#### [ACTION ITEM]
For this exercise, transcribe all of the entries exactly.

[THE DATA]

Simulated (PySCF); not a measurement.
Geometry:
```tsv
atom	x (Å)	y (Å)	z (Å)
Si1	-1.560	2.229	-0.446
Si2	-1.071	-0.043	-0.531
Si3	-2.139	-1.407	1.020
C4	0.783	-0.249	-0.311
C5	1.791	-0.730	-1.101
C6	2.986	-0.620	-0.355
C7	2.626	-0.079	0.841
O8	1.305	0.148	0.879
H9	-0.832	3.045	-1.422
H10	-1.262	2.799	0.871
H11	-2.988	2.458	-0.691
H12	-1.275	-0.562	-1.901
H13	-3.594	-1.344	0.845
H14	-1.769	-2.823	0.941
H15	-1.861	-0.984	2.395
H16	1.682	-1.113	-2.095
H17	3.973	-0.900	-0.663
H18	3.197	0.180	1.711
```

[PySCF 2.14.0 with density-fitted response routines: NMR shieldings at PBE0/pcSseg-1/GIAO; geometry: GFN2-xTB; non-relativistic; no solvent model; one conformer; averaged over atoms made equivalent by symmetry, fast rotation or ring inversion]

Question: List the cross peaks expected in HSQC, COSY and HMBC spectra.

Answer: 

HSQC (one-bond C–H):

[/THE DATA]

#### [EXERCISE RESPONSE]
Simulated (PySCF); not a measurement.
Geometry:
```tsv
atom	x (Å)	y (Å)	z (Å)
Si1	-1.560	2.229	-0.446
Si2	-1.071	-0.043	-0.531
Si3	-2.139	-1.407	1.020
C4	0.783	-0.249	-0.311
C5	1.791	-0.730	-1.101
C6	2.986	-0.620	-0.355
C7	2.626	-0.079	0.841
O8	1.305	0.148	0.879
H9	-0.832	3.045	-1.422
H10	-1.262	2.799	0.871
H11	-2.988	2.458	-0.691
H12	-1.275	-0.562	-1.901
H13	-3.594	-1.344	0.845
H14	-1.769	-2.823	0.941
H15	-1.861	-0.984	2.395
H16	1.682	-1.113	-2.095
H17	3.973	-0.900	-0.663
H18	3.197	0.180	1.711
```

[PySCF 2.14.0 with density-fitted response routines: NMR shieldings at PBE0/pcSseg-1/GIAO; geometry: GFN2-xTB; non-relativistic; no solvent model; one conformer; averaged over atoms made equivalent by symmetry, fast rotation or ring inversion]

Question: List the cross peaks expected in HSQC, COSY and HMBC spectra.

Answer: 

HSQC (one-bond C–H):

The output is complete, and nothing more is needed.